#### Work order
Return only the lines running from the top of the entries to the line with "Starting geometry of", inclusive, exactly as written.

#### Dataset extract
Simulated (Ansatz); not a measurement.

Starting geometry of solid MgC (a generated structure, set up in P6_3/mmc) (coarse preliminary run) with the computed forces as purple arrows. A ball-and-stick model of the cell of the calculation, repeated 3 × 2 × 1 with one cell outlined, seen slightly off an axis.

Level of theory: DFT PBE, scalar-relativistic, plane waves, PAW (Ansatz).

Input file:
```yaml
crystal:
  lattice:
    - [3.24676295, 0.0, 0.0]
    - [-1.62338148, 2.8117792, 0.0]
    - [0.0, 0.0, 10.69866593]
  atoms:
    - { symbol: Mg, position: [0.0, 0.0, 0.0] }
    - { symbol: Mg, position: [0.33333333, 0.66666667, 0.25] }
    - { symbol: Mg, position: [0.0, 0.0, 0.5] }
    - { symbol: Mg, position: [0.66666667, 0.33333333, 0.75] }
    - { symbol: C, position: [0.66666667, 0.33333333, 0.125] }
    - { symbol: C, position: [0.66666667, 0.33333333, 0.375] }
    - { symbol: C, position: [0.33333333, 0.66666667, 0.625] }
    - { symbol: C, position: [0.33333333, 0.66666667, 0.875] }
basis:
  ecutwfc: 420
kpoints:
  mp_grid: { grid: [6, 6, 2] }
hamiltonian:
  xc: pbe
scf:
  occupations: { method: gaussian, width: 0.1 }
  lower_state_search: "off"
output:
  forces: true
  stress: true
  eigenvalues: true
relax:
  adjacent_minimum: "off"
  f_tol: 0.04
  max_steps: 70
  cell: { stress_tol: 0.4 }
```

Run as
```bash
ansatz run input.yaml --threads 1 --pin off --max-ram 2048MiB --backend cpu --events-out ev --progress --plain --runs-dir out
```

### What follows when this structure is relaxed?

#### Your solution
Simulated (Ansatz); not a measurement.

Starting geometry of solid MgC (a generated structure, set up in P6_3/mmc) (coarse preliminary run) with the computed forces as purple arrows. A ball-and-stick model of the cell of the calculation, repeated 3 × 2 × 1 with one cell outlined, seen slightly off an axis.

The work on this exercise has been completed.